Excerpted records:
☆ ☆ ☆
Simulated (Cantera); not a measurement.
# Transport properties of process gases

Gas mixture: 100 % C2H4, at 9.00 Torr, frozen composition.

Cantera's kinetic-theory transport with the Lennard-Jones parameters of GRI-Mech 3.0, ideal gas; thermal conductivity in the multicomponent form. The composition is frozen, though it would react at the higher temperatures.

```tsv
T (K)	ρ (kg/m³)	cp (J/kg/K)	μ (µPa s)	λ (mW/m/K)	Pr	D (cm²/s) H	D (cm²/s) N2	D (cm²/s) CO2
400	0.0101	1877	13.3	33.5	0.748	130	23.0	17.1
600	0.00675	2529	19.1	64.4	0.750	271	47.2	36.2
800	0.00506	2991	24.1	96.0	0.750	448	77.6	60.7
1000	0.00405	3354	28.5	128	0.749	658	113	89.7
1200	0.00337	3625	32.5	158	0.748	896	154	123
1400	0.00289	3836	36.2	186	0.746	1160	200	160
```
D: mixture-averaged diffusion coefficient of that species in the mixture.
☆ ☆ ☆

Brief: Retype the records above from the very first line down to the line with "Gas mixture: 100", keeping both of those lines. Include nothing beyond them.

Exercise answer:
Simulated (Cantera); not a measurement.
# Transport properties of process gases

Gas mixture: 100 % C2H4, at 9.00 Torr, frozen composition.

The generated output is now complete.